> **RECORDED INFORMATION**:
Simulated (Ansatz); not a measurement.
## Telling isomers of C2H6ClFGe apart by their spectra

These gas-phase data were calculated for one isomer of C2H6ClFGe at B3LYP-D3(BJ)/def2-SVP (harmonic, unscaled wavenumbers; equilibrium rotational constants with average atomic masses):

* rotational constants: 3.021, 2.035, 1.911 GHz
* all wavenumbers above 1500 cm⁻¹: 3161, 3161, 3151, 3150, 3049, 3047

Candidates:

> **EXERCISE**:
Each line above is to be reproduced exactly.

> **RESPONSE AREA**:
Simulated (Ansatz); not a measurement.
## Telling isomers of C2H6ClFGe apart by their spectra

These gas-phase data were calculated for one isomer of C2H6ClFGe at B3LYP-D3(BJ)/def2-SVP (harmonic, unscaled wavenumbers; equilibrium rotational constants with average atomic masses):

* rotational constants: 3.021, 2.035, 1.911 GHz
* all wavenumbers above 1500 cm⁻¹: 3161, 3161, 3151, 3150, 3049, 3047

Candidates:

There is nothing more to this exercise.